···

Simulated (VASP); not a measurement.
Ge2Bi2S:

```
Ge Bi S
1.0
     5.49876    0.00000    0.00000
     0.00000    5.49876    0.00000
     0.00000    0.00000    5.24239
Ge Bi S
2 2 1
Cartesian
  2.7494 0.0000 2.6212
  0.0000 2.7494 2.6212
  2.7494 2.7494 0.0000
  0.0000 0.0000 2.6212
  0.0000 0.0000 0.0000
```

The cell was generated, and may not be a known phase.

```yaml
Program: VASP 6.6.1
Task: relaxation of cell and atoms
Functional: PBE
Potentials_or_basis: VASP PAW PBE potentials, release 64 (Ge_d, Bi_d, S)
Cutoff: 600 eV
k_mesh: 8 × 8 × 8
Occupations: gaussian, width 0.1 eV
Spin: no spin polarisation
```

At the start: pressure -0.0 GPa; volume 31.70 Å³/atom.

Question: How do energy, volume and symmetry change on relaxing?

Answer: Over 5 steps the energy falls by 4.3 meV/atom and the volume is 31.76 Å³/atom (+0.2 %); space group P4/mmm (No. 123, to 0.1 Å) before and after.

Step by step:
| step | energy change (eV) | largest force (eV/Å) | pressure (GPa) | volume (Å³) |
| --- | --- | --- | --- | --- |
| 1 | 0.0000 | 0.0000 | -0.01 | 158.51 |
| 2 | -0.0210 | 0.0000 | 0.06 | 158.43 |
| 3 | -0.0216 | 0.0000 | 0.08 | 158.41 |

···

● **WORK INSTRUCTION**
Copy the data above exactly. Every line must be included.

● **WRITTEN RESPONSE**
Simulated (VASP); not a measurement.
Ge2Bi2S:

```
Ge Bi S
1.0
     5.49876    0.00000    0.00000
     0.00000    5.49876    0.00000
     0.00000    0.00000    5.24239
Ge Bi S
2 2 1
Cartesian
  2.7494 0.0000 2.6212
  0.0000 2.7494 2.6212
  2.7494 2.7494 0.0000
  0.0000 0.0000 2.6212
  0.0000 0.0000 0.0000
```

The cell was generated, and may not be a known phase.

```yaml
Program: VASP 6.6.1
Task: relaxation of cell and atoms
Functional: PBE
Potentials_or_basis: VASP PAW PBE potentials, release 64 (Ge_d, Bi_d, S)
Cutoff: 600 eV
k_mesh: 8 × 8 × 8
Occupations: gaussian, width 0.1 eV
Spin: no spin polarisation
```

At the start: pressure -0.0 GPa; volume 31.70 Å³/atom.

Question: How do energy, volume and symmetry change on relaxing?

Answer: Over 5 steps the energy falls by 4.3 meV/atom and the volume is 31.76 Å³/atom (+0.2 %); space group P4/mmm (No. 123, to 0.1 Å) before and after.

Step by step:
| step | energy change (eV) | largest force (eV/Å) | pressure (GPa) | volume (Å³) |
| --- | --- | --- | --- | --- |
| 1 | 0.0000 | 0.0000 | -0.01 | 158.51 |
| 2 | -0.0210 | 0.0000 | 0.06 | 158.43 |
| 3 | -0.0216 | 0.0000 | 0.08 | 158.41 |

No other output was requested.